* **Recorded information**
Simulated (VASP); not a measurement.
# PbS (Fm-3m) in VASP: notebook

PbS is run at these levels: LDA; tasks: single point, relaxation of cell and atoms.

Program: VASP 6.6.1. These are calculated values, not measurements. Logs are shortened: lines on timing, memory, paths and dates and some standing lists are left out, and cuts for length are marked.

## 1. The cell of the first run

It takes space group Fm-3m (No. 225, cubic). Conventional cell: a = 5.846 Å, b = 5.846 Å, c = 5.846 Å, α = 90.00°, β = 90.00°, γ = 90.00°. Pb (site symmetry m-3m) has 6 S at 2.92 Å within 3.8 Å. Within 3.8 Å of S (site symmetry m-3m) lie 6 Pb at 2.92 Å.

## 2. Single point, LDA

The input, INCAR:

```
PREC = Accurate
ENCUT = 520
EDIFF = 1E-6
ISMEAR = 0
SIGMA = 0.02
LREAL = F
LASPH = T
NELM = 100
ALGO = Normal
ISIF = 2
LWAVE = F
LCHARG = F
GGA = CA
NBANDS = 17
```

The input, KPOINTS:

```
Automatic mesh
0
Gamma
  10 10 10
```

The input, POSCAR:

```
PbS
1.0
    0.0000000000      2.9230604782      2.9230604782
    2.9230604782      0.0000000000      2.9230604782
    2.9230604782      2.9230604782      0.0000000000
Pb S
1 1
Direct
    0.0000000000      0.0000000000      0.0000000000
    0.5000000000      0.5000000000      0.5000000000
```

* **Activity**
Within the listing above, extract exactly the lines from the line with "PbS is run at" to the line with "## 1. The cell of the first run", the two named lines included, and no others.

* **Exercise result**
PbS is run at these levels: LDA; tasks: single point, relaxation of cell and atoms.

Program: VASP 6.6.1. These are calculated values, not measurements. Logs are shortened: lines on timing, memory, paths and dates and some standing lists are left out, and cuts for length are marked.

## 1. The cell of the first run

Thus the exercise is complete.